• Required action
From the very first line down to the line containing "Change from the", write out the material exactly as it appears, and no more.

• Supplied records
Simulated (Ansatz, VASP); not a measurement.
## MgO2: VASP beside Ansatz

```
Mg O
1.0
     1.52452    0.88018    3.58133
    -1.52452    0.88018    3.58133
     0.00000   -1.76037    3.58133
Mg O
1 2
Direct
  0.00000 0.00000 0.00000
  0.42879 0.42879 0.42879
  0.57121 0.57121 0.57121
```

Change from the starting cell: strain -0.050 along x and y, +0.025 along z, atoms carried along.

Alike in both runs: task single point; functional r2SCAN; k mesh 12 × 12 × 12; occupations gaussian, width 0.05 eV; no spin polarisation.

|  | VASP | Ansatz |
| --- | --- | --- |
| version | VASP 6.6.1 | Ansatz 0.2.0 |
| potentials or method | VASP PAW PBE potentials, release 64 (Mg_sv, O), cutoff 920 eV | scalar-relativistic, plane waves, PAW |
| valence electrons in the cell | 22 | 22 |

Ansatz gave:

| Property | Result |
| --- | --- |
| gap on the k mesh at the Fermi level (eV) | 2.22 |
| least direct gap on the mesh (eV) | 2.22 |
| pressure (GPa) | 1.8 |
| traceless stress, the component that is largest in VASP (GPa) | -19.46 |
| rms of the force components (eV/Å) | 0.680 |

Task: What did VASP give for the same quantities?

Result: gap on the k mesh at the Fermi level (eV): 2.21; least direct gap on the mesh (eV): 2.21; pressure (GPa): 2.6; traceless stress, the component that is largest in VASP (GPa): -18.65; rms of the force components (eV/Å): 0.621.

• Answer area
Simulated (Ansatz, VASP); not a measurement.
## MgO2: VASP beside Ansatz

```
Mg O
1.0
     1.52452    0.88018    3.58133
    -1.52452    0.88018    3.58133
     0.00000   -1.76037    3.58133
Mg O
1 2
Direct
  0.00000 0.00000 0.00000
  0.42879 0.42879 0.42879
  0.57121 0.57121 0.57121
```

Change from the starting cell: strain -0.050 along x and y, +0.025 along z, atoms carried along.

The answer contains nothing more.